Work request
Once you reach the line that holds "## SIESTA run" in the listing below, output it and every line after it through the line that holds "Method of the", word for word.

Entries shown

******************************

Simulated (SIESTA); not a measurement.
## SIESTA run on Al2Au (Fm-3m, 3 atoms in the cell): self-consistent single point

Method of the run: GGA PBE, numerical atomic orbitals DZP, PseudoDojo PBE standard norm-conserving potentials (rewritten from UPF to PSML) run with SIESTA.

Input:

******************************

Worked solution
## SIESTA run on Al2Au (Fm-3m, 3 atoms in the cell): self-consistent single point

Method of the run: GGA PBE, numerical atomic orbitals DZP, PseudoDojo PBE standard norm-conserving potentials (rewritten from UPF to PSML) run with SIESTA.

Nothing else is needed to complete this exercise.